------------------------------------------------------------------------

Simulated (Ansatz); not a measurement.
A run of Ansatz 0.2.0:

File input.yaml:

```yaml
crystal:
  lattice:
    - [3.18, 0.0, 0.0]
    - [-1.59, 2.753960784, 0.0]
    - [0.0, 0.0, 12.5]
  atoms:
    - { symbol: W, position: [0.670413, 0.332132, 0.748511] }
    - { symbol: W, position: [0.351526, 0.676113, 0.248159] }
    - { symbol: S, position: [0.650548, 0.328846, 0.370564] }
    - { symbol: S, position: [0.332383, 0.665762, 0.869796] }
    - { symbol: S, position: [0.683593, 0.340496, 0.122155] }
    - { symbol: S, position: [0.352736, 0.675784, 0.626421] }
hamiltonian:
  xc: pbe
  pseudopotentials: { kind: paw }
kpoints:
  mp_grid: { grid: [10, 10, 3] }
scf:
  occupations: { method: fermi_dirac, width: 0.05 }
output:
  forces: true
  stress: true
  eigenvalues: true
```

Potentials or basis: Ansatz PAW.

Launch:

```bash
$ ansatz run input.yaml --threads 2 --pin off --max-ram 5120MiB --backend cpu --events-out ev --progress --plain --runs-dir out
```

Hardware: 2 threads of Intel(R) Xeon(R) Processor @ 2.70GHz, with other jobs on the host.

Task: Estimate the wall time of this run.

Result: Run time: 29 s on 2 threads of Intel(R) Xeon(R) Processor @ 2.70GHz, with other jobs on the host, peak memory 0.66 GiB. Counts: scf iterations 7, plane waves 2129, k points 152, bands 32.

------------------------------------------------------------------------

The lines of the data, from the first through the one containing "Task: Estimate the wall time of this run.", are to be transcribed exactly.

Simulated (Ansatz); not a measurement.
A run of Ansatz 0.2.0:

File input.yaml:

```yaml
crystal:
  lattice:
    - [3.18, 0.0, 0.0]
    - [-1.59, 2.753960784, 0.0]
    - [0.0, 0.0, 12.5]
  atoms:
    - { symbol: W, position: [0.670413, 0.332132, 0.748511] }
    - { symbol: W, position: [0.351526, 0.676113, 0.248159] }
    - { symbol: S, position: [0.650548, 0.328846, 0.370564] }
    - { symbol: S, position: [0.332383, 0.665762, 0.869796] }
    - { symbol: S, position: [0.683593, 0.340496, 0.122155] }
    - { symbol: S, position: [0.352736, 0.675784, 0.626421] }
hamiltonian:
  xc: pbe
  pseudopotentials: { kind: paw }
kpoints:
  mp_grid: { grid: [10, 10, 3] }
scf:
  occupations: { method: fermi_dirac, width: 0.05 }
output:
  forces: true
  stress: true
  eigenvalues: true
```

Potentials or basis: Ansatz PAW.

Launch:

```bash
$ ansatz run input.yaml --threads 2 --pin off --max-ram 5120MiB --backend cpu --events-out ev --progress --plain --runs-dir out
```

Hardware: 2 threads of Intel(R) Xeon(R) Processor @ 2.70GHz, with other jobs on the host.

Task: Estimate the wall time of this run.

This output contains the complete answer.